* **Action item**
Until the last line is reached, keep transcribing the material exactly.

*** Begin section ***

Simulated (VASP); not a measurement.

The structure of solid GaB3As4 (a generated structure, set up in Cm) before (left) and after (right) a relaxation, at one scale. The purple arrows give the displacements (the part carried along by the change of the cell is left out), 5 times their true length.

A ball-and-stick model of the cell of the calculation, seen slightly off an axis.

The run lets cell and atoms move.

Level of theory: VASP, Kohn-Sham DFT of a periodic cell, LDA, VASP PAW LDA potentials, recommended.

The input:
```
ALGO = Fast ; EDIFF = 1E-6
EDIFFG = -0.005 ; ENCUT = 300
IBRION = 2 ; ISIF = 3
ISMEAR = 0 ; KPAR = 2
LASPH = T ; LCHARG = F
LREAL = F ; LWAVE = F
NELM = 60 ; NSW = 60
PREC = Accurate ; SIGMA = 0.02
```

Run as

*** End section ***

* **Answer box**
Simulated (VASP); not a measurement.

The structure of solid GaB3As4 (a generated structure, set up in Cm) before (left) and after (right) a relaxation, at one scale. The purple arrows give the displacements (the part carried along by the change of the cell is left out), 5 times their true length.

A ball-and-stick model of the cell of the calculation, seen slightly off an axis.

The run lets cell and atoms move.

Level of theory: VASP, Kohn-Sham DFT of a periodic cell, LDA, VASP PAW LDA potentials, recommended.

The input:
```
ALGO = Fast ; EDIFF = 1E-6
EDIFFG = -0.005 ; ENCUT = 300
IBRION = 2 ; ISIF = 3
ISMEAR = 0 ; KPAR = 2
LASPH = T ; LCHARG = F
LREAL = F ; LWAVE = F
NELM = 60 ; NSW = 60
PREC = Accurate ; SIGMA = 0.02
```

Run as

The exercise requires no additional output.